**EXERCISE:**
Copy out each line from the start of the material below until the line with "and atoms, PBE**", that line included.

**DATASET RECORDS:**
=-=-=
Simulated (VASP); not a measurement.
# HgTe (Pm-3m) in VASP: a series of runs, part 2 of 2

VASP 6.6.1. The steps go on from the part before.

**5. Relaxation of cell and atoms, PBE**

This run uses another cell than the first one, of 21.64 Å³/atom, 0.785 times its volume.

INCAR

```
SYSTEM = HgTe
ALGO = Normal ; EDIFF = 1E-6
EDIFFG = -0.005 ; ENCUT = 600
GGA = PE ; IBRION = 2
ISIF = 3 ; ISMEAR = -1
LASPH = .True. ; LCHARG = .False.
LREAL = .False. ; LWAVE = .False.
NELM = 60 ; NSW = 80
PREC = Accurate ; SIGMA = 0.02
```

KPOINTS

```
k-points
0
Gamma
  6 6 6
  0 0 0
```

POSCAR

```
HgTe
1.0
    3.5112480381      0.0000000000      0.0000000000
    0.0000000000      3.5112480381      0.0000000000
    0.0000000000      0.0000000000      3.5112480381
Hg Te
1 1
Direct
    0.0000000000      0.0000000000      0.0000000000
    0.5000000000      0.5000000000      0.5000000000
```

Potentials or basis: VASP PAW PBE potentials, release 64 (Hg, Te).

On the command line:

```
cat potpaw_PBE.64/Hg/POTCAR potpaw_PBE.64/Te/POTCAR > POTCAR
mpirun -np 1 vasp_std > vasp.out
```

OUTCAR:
=-=-=

**TASK SOLUTION:**
Simulated (VASP); not a measurement.
# HgTe (Pm-3m) in VASP: a series of runs, part 2 of 2

VASP 6.6.1. The steps go on from the part before.

**5. Relaxation of cell and atoms, PBE**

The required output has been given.